(Exercise): The full set of records below is to be reproduced without a single alteration.

---- Record excerpts

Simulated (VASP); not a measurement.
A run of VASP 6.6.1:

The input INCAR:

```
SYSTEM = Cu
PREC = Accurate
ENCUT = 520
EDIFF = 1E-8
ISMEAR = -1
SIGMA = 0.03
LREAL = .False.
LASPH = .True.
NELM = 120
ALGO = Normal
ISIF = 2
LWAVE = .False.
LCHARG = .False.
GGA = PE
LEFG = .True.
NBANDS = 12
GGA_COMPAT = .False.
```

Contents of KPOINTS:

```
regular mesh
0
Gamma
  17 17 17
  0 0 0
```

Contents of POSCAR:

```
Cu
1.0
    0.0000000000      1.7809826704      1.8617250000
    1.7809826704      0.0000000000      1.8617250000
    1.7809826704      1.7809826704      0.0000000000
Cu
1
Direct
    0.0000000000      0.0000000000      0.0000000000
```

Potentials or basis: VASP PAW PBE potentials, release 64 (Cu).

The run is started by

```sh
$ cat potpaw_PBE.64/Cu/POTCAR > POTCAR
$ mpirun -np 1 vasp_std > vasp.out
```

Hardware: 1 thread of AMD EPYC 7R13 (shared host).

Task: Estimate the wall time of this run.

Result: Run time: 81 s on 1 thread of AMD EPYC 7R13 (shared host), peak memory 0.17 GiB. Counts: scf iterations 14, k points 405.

--------

(Response box):
Simulated (VASP); not a measurement.
A run of VASP 6.6.1:

The input INCAR:

```
SYSTEM = Cu
PREC = Accurate
ENCUT = 520
EDIFF = 1E-8
ISMEAR = -1
SIGMA = 0.03
LREAL = .False.
LASPH = .True.
NELM = 120
ALGO = Normal
ISIF = 2
LWAVE = .False.
LCHARG = .False.
GGA = PE
LEFG = .True.
NBANDS = 12
GGA_COMPAT = .False.
```

Contents of KPOINTS:

```
regular mesh
0
Gamma
  17 17 17
  0 0 0
```

Contents of POSCAR:

```
Cu
1.0
    0.0000000000      1.7809826704      1.8617250000
    1.7809826704      0.0000000000      1.8617250000
    1.7809826704      1.7809826704      0.0000000000
Cu
1
Direct
    0.0000000000      0.0000000000      0.0000000000
```

Potentials or basis: VASP PAW PBE potentials, release 64 (Cu).

The run is started by

```sh
$ cat potpaw_PBE.64/Cu/POTCAR > POTCAR
$ mpirun -np 1 vasp_std > vasp.out
```

Hardware: 1 thread of AMD EPYC 7R13 (shared host).

Task: Estimate the wall time of this run.

Result: Run time: 81 s on 1 thread of AMD EPYC 7R13 (shared host), peak memory 0.17 GiB. Counts: scf iterations 14, k points 405.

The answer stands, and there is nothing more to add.